━━━ THE DATA ━━━

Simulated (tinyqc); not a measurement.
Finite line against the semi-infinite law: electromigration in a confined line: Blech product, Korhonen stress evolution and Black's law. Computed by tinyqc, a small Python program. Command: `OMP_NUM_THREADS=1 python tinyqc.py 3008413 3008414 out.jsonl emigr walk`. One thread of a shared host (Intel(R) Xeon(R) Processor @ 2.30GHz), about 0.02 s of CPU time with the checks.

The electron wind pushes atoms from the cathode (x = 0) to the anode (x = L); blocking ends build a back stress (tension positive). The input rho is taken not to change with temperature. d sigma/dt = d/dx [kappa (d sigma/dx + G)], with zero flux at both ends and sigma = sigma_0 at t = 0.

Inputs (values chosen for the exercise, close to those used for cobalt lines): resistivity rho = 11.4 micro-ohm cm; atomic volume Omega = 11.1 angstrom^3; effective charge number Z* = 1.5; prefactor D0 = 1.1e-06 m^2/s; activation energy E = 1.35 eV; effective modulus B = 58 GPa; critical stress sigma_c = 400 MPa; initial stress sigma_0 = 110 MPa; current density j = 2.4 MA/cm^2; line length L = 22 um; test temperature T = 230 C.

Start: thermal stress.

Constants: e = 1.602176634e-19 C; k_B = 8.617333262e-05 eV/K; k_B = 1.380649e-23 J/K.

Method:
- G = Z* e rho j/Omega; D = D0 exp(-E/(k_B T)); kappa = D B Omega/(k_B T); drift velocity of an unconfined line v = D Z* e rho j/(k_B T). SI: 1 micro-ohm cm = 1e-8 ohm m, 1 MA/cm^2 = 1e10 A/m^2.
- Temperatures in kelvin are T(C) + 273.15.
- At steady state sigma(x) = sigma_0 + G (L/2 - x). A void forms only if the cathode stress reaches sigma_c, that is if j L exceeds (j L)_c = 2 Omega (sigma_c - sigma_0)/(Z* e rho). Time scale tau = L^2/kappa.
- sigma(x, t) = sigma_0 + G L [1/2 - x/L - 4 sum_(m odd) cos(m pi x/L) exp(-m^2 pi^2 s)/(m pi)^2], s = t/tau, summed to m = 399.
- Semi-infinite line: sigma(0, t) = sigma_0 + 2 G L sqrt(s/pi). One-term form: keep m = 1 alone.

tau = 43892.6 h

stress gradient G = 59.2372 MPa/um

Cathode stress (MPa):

━━━

* REQUIRED ACTION
Look in the material above for the line with "Constants: e = 1.602176634e-19" and the line with "stress gradient G = 59.2372 MPa/um", and transcribe exactly those lines and all lines between them, nothing more.

* REPLY
Constants: e = 1.602176634e-19 C; k_B = 8.617333262e-05 eV/K; k_B = 1.380649e-23 J/K.

Method:
- G = Z* e rho j/Omega; D = D0 exp(-E/(k_B T)); kappa = D B Omega/(k_B T); drift velocity of an unconfined line v = D Z* e rho j/(k_B T). SI: 1 micro-ohm cm = 1e-8 ohm m, 1 MA/cm^2 = 1e10 A/m^2.
- Temperatures in kelvin are T(C) + 273.15.
- At steady state sigma(x) = sigma_0 + G (L/2 - x). A void forms only if the cathode stress reaches sigma_c, that is if j L exceeds (j L)_c = 2 Omega (sigma_c - sigma_0)/(Z* e rho). Time scale tau = L^2/kappa.
- sigma(x, t) = sigma_0 + G L [1/2 - x/L - 4 sum_(m odd) cos(m pi x/L) exp(-m^2 pi^2 s)/(m pi)^2], s = t/tau, summed to m = 399.
- Semi-infinite line: sigma(0, t) = sigma_0 + 2 G L sqrt(s/pi). One-term form: keep m = 1 alone.

tau = 43892.6 h

stress gradient G = 59.2372 MPa/um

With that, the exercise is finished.